▸ DATA PROVIDED
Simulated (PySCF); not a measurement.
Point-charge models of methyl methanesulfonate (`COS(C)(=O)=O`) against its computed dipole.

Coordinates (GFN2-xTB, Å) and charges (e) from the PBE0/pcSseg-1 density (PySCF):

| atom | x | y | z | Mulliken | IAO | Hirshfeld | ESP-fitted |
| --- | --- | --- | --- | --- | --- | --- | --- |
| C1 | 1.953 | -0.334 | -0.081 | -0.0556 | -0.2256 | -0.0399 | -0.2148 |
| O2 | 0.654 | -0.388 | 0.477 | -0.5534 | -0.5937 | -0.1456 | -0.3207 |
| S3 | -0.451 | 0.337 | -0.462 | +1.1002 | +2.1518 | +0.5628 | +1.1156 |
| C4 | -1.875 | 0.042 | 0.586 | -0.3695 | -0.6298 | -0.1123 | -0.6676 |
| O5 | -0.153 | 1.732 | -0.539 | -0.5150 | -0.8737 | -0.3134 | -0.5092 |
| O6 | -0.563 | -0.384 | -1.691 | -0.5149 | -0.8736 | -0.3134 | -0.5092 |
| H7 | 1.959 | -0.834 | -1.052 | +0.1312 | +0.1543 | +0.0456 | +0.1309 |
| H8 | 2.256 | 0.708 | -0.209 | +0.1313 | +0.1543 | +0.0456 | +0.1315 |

▸ WORK ORDER
Going down the listing above, begin printing at the line with "Hirshfeld | ESP-fitted |" and finish with the line with "-0.1456 | -0.3207 |", exactly as they appear.

▸ TASK RESPONSE
| atom | x | y | z | Mulliken | IAO | Hirshfeld | ESP-fitted |
| --- | --- | --- | --- | --- | --- | --- | --- |
| C1 | 1.953 | -0.334 | -0.081 | -0.0556 | -0.2256 | -0.0399 | -0.2148 |
| O2 | 0.654 | -0.388 | 0.477 | -0.5534 | -0.5937 | -0.1456 | -0.3207 |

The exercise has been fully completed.